-- Provided data follows --

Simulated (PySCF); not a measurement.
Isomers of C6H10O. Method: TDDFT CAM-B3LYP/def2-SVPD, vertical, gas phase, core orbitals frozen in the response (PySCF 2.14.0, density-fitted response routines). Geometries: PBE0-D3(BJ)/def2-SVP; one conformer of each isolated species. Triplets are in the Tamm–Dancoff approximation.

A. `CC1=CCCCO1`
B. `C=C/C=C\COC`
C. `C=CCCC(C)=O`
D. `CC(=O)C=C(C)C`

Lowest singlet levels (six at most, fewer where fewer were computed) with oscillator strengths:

-- Provided data concluded --

→ Work request: Return a faithful copy of all the records above.

→ Exercise answer:
Simulated (PySCF); not a measurement.
Isomers of C6H10O. Method: TDDFT CAM-B3LYP/def2-SVPD, vertical, gas phase, core orbitals frozen in the response (PySCF 2.14.0, density-fitted response routines). Geometries: PBE0-D3(BJ)/def2-SVP; one conformer of each isolated species. Triplets are in the Tamm–Dancoff approximation.

A. `CC1=CCCCO1`
B. `C=C/C=C\COC`
C. `C=CCCC(C)=O`
D. `CC(=O)C=C(C)C`

Lowest singlet levels (six at most, fewer where fewer were computed) with oscillator strengths:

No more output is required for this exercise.